Work instruction — Would you restate the entries below word for word, starting at the first line and ending with the one that has "(3) 0.4 GPa."?

Exercise data —
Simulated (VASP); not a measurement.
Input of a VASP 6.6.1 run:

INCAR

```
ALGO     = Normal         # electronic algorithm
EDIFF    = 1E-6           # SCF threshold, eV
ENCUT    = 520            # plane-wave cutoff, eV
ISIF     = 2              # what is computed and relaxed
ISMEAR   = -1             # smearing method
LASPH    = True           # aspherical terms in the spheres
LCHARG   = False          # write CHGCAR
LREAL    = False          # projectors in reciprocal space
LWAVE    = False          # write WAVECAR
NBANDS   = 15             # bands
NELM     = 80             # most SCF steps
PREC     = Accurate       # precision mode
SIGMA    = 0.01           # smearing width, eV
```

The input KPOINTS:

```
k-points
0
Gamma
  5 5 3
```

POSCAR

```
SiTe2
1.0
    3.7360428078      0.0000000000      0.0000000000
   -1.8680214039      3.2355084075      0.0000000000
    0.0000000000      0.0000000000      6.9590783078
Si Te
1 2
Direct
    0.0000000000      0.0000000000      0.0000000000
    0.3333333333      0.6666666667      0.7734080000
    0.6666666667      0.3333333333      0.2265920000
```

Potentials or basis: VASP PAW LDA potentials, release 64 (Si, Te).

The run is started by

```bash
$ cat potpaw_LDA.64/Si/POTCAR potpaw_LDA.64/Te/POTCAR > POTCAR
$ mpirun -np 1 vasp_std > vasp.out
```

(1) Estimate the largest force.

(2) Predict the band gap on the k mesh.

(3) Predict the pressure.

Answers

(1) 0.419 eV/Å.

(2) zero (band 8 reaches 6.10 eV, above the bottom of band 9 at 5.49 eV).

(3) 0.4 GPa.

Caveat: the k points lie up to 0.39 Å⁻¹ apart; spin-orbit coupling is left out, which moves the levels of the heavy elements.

Exercise result —
Simulated (VASP); not a measurement.
Input of a VASP 6.6.1 run:

INCAR

```
ALGO     = Normal         # electronic algorithm
EDIFF    = 1E-6           # SCF threshold, eV
ENCUT    = 520            # plane-wave cutoff, eV
ISIF     = 2              # what is computed and relaxed
ISMEAR   = -1             # smearing method
LASPH    = True           # aspherical terms in the spheres
LCHARG   = False          # write CHGCAR
LREAL    = False          # projectors in reciprocal space
LWAVE    = False          # write WAVECAR
NBANDS   = 15             # bands
NELM     = 80             # most SCF steps
PREC     = Accurate       # precision mode
SIGMA    = 0.01           # smearing width, eV
```

The input KPOINTS:

```
k-points
0
Gamma
  5 5 3
```

POSCAR

```
SiTe2
1.0
    3.7360428078      0.0000000000      0.0000000000
   -1.8680214039      3.2355084075      0.0000000000
    0.0000000000      0.0000000000      6.9590783078
Si Te
1 2
Direct
    0.0000000000      0.0000000000      0.0000000000
    0.3333333333      0.6666666667      0.7734080000
    0.6666666667      0.3333333333      0.2265920000
```

Potentials or basis: VASP PAW LDA potentials, release 64 (Si, Te).

The run is started by

```bash
$ cat potpaw_LDA.64/Si/POTCAR potpaw_LDA.64/Te/POTCAR > POTCAR
$ mpirun -np 1 vasp_std > vasp.out
```

(1) Estimate the largest force.

(2) Predict the band gap on the k mesh.

(3) Predict the pressure.

Answers

(1) 0.419 eV/Å.

(2) zero (band 8 reaches 6.10 eV, above the bottom of band 9 at 5.49 eV).

(3) 0.4 GPa.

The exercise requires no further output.